▶ Assigned task
Please transcribe the data that follows exactly, from its first line through the line that contains "of this run.".

▶ Input data
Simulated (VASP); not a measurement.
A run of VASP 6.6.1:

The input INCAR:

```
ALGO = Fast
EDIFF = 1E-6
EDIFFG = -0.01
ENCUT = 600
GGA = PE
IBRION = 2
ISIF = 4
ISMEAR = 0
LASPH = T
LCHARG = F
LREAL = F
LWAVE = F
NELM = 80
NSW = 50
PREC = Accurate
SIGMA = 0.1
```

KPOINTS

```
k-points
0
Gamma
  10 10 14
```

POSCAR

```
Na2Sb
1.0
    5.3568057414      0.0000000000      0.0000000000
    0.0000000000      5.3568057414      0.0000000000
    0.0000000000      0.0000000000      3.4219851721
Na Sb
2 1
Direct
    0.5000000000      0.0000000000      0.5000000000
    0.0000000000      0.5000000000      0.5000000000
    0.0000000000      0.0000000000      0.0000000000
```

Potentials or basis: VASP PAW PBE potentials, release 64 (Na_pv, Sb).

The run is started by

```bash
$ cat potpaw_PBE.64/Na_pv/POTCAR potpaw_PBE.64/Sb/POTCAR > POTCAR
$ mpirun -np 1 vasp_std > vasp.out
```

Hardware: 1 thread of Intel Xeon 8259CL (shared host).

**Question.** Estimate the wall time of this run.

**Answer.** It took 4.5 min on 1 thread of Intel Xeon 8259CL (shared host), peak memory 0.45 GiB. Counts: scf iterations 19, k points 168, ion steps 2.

▶ Written response
Simulated (VASP); not a measurement.
A run of VASP 6.6.1:

The input INCAR:

```
ALGO = Fast
EDIFF = 1E-6
EDIFFG = -0.01
ENCUT = 600
GGA = PE
IBRION = 2
ISIF = 4
ISMEAR = 0
LASPH = T
LCHARG = F
LREAL = F
LWAVE = F
NELM = 80
NSW = 50
PREC = Accurate
SIGMA = 0.1
```

KPOINTS

```
k-points
0
Gamma
  10 10 14
```

POSCAR

```
Na2Sb
1.0
    5.3568057414      0.0000000000      0.0000000000
    0.0000000000      5.3568057414      0.0000000000
    0.0000000000      0.0000000000      3.4219851721
Na Sb
2 1
Direct
    0.5000000000      0.0000000000      0.5000000000
    0.0000000000      0.5000000000      0.5000000000
    0.0000000000      0.0000000000      0.0000000000
```

Potentials or basis: VASP PAW PBE potentials, release 64 (Na_pv, Sb).

The run is started by

```bash
$ cat potpaw_PBE.64/Na_pv/POTCAR potpaw_PBE.64/Sb/POTCAR > POTCAR
$ mpirun -np 1 vasp_std > vasp.out
```

Hardware: 1 thread of Intel Xeon 8259CL (shared host).

**Question.** Estimate the wall time of this run.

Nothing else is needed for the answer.